WORK ORDER
The whole listing needs to be restated word for word.

── DATA SUPPLIED

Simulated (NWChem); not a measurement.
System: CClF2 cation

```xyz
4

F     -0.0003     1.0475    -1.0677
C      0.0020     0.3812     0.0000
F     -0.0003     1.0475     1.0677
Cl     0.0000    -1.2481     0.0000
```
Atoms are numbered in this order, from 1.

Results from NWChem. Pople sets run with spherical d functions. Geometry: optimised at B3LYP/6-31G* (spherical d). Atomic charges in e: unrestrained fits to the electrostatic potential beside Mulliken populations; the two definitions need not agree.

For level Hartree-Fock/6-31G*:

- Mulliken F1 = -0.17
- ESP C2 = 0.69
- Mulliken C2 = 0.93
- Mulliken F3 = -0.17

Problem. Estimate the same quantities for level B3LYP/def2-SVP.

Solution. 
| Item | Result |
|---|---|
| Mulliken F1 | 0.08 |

────

TASK RESULT
Simulated (NWChem); not a measurement.
System: CClF2 cation

```xyz
4

F     -0.0003     1.0475    -1.0677
C      0.0020     0.3812     0.0000
F     -0.0003     1.0475     1.0677
Cl     0.0000    -1.2481     0.0000
```
Atoms are numbered in this order, from 1.

Results from NWChem. Pople sets run with spherical d functions. Geometry: optimised at B3LYP/6-31G* (spherical d). Atomic charges in e: unrestrained fits to the electrostatic potential beside Mulliken populations; the two definitions need not agree.

For level Hartree-Fock/6-31G*:

- Mulliken F1 = -0.17
- ESP C2 = 0.69
- Mulliken C2 = 0.93
- Mulliken F3 = -0.17

Problem. Estimate the same quantities for level B3LYP/def2-SVP.

Solution. 
| Item | Result |
|---|---|
| Mulliken F1 | 0.08 |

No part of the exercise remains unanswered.